>>>
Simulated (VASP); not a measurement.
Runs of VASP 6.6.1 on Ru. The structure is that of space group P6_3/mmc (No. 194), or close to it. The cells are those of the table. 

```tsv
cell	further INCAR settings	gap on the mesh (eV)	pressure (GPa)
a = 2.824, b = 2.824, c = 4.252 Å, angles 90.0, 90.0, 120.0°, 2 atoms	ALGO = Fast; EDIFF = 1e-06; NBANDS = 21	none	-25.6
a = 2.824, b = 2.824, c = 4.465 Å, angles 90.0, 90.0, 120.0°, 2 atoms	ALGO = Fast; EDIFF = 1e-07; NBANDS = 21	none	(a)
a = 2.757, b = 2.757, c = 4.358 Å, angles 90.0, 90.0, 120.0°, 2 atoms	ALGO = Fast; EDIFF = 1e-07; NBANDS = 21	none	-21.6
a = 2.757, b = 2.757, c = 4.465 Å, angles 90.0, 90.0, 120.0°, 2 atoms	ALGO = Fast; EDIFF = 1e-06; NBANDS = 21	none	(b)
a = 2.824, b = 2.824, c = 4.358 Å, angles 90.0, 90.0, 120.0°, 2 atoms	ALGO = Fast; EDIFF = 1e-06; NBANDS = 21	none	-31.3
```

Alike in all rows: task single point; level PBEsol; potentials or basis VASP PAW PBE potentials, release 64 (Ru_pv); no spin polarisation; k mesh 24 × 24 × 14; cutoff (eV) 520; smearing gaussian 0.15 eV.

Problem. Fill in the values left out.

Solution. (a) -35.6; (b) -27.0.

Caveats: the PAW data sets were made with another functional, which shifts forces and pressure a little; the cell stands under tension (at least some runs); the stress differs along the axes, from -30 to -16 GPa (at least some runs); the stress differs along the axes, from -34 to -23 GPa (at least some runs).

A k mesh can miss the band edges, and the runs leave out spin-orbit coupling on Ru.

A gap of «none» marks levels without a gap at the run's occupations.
<<<

Brief - Where the line holding "Problem. Fill in the values left out." appears in the listing above, start reproducing exactly, and end with the line holding "A k mesh can".

Answer area -
Problem. Fill in the values left out.

Solution. (a) -35.6; (b) -27.0.

Caveats: the PAW data sets were made with another functional, which shifts forces and pressure a little; the cell stands under tension (at least some runs); the stress differs along the axes, from -30 to -16 GPa (at least some runs); the stress differs along the axes, from -34 to -23 GPa (at least some runs).

A k mesh can miss the band edges, and the runs leave out spin-orbit coupling on Ru.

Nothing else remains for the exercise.